#### [ACTION ITEM]
Your reply should be the complete data, reproduced exactly.

#### [RECORDS SHOWN]
- - - - - - -

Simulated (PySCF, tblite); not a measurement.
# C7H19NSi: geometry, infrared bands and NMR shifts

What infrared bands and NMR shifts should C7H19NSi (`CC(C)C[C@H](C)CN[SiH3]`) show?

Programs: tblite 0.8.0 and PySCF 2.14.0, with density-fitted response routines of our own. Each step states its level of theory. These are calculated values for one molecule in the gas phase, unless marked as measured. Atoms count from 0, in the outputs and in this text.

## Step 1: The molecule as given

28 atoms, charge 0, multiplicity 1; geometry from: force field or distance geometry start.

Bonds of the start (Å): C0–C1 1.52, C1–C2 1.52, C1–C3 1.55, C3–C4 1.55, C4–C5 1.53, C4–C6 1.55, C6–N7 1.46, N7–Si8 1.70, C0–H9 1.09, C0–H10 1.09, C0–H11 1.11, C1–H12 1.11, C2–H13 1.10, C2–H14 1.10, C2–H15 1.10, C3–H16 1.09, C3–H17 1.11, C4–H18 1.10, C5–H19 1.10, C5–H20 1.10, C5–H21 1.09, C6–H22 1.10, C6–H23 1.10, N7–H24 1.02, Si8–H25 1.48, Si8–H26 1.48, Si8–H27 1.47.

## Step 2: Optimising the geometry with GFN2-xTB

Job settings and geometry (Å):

- - - - - - -

#### [WRITTEN ANSWER]
Simulated (PySCF, tblite); not a measurement.
# C7H19NSi: geometry, infrared bands and NMR shifts

What infrared bands and NMR shifts should C7H19NSi (`CC(C)C[C@H](C)CN[SiH3]`) show?

Programs: tblite 0.8.0 and PySCF 2.14.0, with density-fitted response routines of our own. Each step states its level of theory. These are calculated values for one molecule in the gas phase, unless marked as measured. Atoms count from 0, in the outputs and in this text.

## Step 1: The molecule as given

28 atoms, charge 0, multiplicity 1; geometry from: force field or distance geometry start.

Bonds of the start (Å): C0–C1 1.52, C1–C2 1.52, C1–C3 1.55, C3–C4 1.55, C4–C5 1.53, C4–C6 1.55, C6–N7 1.46, N7–Si8 1.70, C0–H9 1.09, C0–H10 1.09, C0–H11 1.11, C1–H12 1.11, C2–H13 1.10, C2–H14 1.10, C2–H15 1.10, C3–H16 1.09, C3–H17 1.11, C4–H18 1.10, C5–H19 1.10, C5–H20 1.10, C5–H21 1.09, C6–H22 1.10, C6–H23 1.10, N7–H24 1.02, Si8–H25 1.48, Si8–H26 1.48, Si8–H27 1.47.

## Step 2: Optimising the geometry with GFN2-xTB

Job settings and geometry (Å):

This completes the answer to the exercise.